--- GIVEN ENTRIES Enclosed Below ---
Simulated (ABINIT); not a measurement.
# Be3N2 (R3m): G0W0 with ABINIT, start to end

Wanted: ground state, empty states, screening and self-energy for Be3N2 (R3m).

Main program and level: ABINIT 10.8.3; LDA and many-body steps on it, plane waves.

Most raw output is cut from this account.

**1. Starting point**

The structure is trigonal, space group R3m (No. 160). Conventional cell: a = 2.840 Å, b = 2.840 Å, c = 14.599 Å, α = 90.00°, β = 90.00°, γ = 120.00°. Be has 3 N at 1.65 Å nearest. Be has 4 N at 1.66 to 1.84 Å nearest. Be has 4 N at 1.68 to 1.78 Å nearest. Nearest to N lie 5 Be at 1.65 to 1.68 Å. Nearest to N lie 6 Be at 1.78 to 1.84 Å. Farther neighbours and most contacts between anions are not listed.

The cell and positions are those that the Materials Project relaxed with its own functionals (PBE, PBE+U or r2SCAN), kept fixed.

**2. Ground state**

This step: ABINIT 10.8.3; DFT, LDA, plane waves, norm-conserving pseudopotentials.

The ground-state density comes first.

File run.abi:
--- End of Enclosed GIVEN ENTRIES ---

[REQUIRED ACTION] All of the material above is to be retyped word for word.

[WRITTEN REPLY]
Simulated (ABINIT); not a measurement.
# Be3N2 (R3m): G0W0 with ABINIT, start to end

Wanted: ground state, empty states, screening and self-energy for Be3N2 (R3m).

Main program and level: ABINIT 10.8.3; LDA and many-body steps on it, plane waves.

Most raw output is cut from this account.

**1. Starting point**

The structure is trigonal, space group R3m (No. 160). Conventional cell: a = 2.840 Å, b = 2.840 Å, c = 14.599 Å, α = 90.00°, β = 90.00°, γ = 120.00°. Be has 3 N at 1.65 Å nearest. Be has 4 N at 1.66 to 1.84 Å nearest. Be has 4 N at 1.68 to 1.78 Å nearest. Nearest to N lie 5 Be at 1.65 to 1.68 Å. Nearest to N lie 6 Be at 1.78 to 1.84 Å. Farther neighbours and most contacts between anions are not listed.

The cell and positions are those that the Materials Project relaxed with its own functionals (PBE, PBE+U or r2SCAN), kept fixed.

**2. Ground state**

This step: ABINIT 10.8.3; DFT, LDA, plane waves, norm-conserving pseudopotentials.

The ground-state density comes first.

File run.abi:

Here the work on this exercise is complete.